» **Work instruction**
Reproduce exactly, from the data that follows, the line with "- Cutoff: 1143 eV", the line with "- Occupations: fermi-dirac, width 0.05 eV", and every line that lies between them.

» **Provided material**
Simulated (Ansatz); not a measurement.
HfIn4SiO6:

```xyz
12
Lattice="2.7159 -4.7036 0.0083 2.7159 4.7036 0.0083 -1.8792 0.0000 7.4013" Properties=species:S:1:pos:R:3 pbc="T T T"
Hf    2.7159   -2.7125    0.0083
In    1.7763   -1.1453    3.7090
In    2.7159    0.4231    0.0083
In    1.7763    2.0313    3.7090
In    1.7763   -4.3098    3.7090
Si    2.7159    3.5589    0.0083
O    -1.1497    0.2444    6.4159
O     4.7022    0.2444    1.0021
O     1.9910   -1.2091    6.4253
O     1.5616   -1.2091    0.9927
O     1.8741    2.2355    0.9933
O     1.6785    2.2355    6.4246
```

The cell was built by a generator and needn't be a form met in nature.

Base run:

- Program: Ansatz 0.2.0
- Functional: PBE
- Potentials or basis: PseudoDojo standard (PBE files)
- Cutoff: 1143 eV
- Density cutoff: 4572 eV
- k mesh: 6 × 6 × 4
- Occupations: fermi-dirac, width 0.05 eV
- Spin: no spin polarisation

» **Response box**
- Cutoff: 1143 eV
- Density cutoff: 4572 eV
- k mesh: 6 × 6 × 4
- Occupations: fermi-dirac, width 0.05 eV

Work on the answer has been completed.